Assignment:
Give back every entry in full, exactly as it reads.

Entries provided:
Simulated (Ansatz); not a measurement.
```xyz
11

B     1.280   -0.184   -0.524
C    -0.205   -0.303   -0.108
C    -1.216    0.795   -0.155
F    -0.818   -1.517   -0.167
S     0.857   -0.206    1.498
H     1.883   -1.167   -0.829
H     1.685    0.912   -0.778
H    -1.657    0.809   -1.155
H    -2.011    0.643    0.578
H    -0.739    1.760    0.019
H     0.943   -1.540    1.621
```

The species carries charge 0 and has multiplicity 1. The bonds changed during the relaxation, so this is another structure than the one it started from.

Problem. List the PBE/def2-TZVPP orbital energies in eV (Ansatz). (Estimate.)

Solution:
Simulated (Ansatz); not a measurement.
```xyz
11

B     1.280   -0.184   -0.524
C    -0.205   -0.303   -0.108
C    -1.216    0.795   -0.155
F    -0.818   -1.517   -0.167
S     0.857   -0.206    1.498
H     1.883   -1.167   -0.829
H     1.685    0.912   -0.778
H    -1.657    0.809   -1.155
H    -2.011    0.643    0.578
H    -0.739    1.760    0.019
H     0.943   -1.540    1.621
```

The species carries charge 0 and has multiplicity 1. The bonds changed during the relaxation, so this is another structure than the one it started from.

Problem. List the PBE/def2-TZVPP orbital energies in eV (Ansatz). (Estimate.)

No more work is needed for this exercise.